» **Exercise**:
Your response must consist of the listing below, repeated exactly.

+ + +
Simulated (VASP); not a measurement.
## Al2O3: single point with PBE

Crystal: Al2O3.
+ + +

» **Written reply**:
Simulated (VASP); not a measurement.
## Al2O3: single point with PBE

Crystal: Al2O3.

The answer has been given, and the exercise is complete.